╭─ ENTRIES PROVIDED
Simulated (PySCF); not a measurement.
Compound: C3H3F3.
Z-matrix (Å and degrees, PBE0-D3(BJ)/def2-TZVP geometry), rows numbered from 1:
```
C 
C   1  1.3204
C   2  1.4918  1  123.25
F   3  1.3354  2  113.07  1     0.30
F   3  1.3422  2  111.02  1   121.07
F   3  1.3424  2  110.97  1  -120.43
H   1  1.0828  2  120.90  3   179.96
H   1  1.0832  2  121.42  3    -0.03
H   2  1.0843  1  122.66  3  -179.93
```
╰─

▸ **WORK ORDER**:
The entire listing must be repeated without a single change.

▸ **WRITTEN SOLUTION**:
Simulated (PySCF); not a measurement.
Compound: C3H3F3.
Z-matrix (Å and degrees, PBE0-D3(BJ)/def2-TZVP geometry), rows numbered from 1:
```
C 
C   1  1.3204
C   2  1.4918  1  123.25
F   3  1.3354  2  113.07  1     0.30
F   3  1.3422  2  111.02  1   121.07
F   3  1.3424  2  110.97  1  -120.43
H   1  1.0828  2  120.90  3   179.96
H   1  1.0832  2  121.42  3    -0.03
H   2  1.0843  1  122.66  3  -179.93
```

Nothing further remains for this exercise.